[[ SOURCE DATA, beginning ]]

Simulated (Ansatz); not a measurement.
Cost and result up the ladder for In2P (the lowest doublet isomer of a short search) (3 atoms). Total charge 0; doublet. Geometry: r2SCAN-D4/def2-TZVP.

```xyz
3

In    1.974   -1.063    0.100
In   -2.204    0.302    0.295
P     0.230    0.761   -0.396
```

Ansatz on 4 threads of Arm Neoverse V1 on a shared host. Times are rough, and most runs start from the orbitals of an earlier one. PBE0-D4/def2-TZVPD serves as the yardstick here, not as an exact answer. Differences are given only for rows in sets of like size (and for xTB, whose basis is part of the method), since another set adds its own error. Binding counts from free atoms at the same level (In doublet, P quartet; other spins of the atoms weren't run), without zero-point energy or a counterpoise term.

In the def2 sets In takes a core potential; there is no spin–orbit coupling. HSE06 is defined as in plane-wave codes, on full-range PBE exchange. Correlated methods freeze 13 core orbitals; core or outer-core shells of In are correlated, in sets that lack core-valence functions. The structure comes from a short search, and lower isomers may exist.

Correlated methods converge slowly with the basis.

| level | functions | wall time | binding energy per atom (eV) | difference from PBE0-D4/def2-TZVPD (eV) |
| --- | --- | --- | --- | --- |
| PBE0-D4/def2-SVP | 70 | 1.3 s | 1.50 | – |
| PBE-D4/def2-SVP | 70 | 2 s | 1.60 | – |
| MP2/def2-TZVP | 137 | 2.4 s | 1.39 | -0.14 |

[[ SOURCE DATA, end ]]

REQUIREMENT =
An exact restatement of the data above is required.

WRITTEN ANSWER =
Simulated (Ansatz); not a measurement.
Cost and result up the ladder for In2P (the lowest doublet isomer of a short search) (3 atoms). Total charge 0; doublet. Geometry: r2SCAN-D4/def2-TZVP.

```xyz
3

In    1.974   -1.063    0.100
In   -2.204    0.302    0.295
P     0.230    0.761   -0.396
```

Ansatz on 4 threads of Arm Neoverse V1 on a shared host. Times are rough, and most runs start from the orbitals of an earlier one. PBE0-D4/def2-TZVPD serves as the yardstick here, not as an exact answer. Differences are given only for rows in sets of like size (and for xTB, whose basis is part of the method), since another set adds its own error. Binding counts from free atoms at the same level (In doublet, P quartet; other spins of the atoms weren't run), without zero-point energy or a counterpoise term.

In the def2 sets In takes a core potential; there is no spin–orbit coupling. HSE06 is defined as in plane-wave codes, on full-range PBE exchange. Correlated methods freeze 13 core orbitals; core or outer-core shells of In are correlated, in sets that lack core-valence functions. The structure comes from a short search, and lower isomers may exist.

Correlated methods converge slowly with the basis.

| level | functions | wall time | binding energy per atom (eV) | difference from PBE0-D4/def2-TZVPD (eV) |
| --- | --- | --- | --- | --- |
| PBE0-D4/def2-SVP | 70 | 1.3 s | 1.50 | – |
| PBE-D4/def2-SVP | 70 | 2 s | 1.60 | – |
| MP2/def2-TZVP | 137 | 2.4 s | 1.39 | -0.14 |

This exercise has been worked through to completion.